**LISTED ENTRIES:**
────────────────────
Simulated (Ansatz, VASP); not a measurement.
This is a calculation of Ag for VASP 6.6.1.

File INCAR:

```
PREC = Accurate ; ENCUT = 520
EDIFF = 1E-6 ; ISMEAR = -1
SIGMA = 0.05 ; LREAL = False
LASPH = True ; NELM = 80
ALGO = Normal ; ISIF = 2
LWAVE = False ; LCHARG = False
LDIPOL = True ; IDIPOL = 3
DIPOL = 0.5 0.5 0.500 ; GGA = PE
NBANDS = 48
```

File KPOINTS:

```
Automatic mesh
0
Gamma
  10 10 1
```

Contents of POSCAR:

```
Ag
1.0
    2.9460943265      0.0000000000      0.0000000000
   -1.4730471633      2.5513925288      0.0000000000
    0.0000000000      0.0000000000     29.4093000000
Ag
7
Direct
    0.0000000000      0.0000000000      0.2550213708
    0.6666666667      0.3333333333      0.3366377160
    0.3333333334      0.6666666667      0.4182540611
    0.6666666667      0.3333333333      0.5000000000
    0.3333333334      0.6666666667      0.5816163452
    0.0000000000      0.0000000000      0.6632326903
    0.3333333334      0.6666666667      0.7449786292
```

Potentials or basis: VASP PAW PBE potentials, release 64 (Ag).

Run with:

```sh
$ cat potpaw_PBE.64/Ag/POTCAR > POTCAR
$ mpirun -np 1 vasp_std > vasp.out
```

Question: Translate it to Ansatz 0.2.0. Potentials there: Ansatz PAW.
────────────────────

**WORK ORDER:** Keeping every word as it is, repeat all of the records.

**RESPONSE:**
Simulated (Ansatz, VASP); not a measurement.
This is a calculation of Ag for VASP 6.6.1.

File INCAR:

```
PREC = Accurate ; ENCUT = 520
EDIFF = 1E-6 ; ISMEAR = -1
SIGMA = 0.05 ; LREAL = False
LASPH = True ; NELM = 80
ALGO = Normal ; ISIF = 2
LWAVE = False ; LCHARG = False
LDIPOL = True ; IDIPOL = 3
DIPOL = 0.5 0.5 0.500 ; GGA = PE
NBANDS = 48
```

File KPOINTS:

```
Automatic mesh
0
Gamma
  10 10 1
```

Contents of POSCAR:

```
Ag
1.0
    2.9460943265      0.0000000000      0.0000000000
   -1.4730471633      2.5513925288      0.0000000000
    0.0000000000      0.0000000000     29.4093000000
Ag
7
Direct
    0.0000000000      0.0000000000      0.2550213708
    0.6666666667      0.3333333333      0.3366377160
    0.3333333334      0.6666666667      0.4182540611
    0.6666666667      0.3333333333      0.5000000000
    0.3333333334      0.6666666667      0.5816163452
    0.0000000000      0.0000000000      0.6632326903
    0.3333333334      0.6666666667      0.7449786292
```

Potentials or basis: VASP PAW PBE potentials, release 64 (Ag).

Run with:

```sh
$ cat potpaw_PBE.64/Ag/POTCAR > POTCAR
$ mpirun -np 1 vasp_std > vasp.out
```

Question: Translate it to Ansatz 0.2.0. Potentials there: Ansatz PAW.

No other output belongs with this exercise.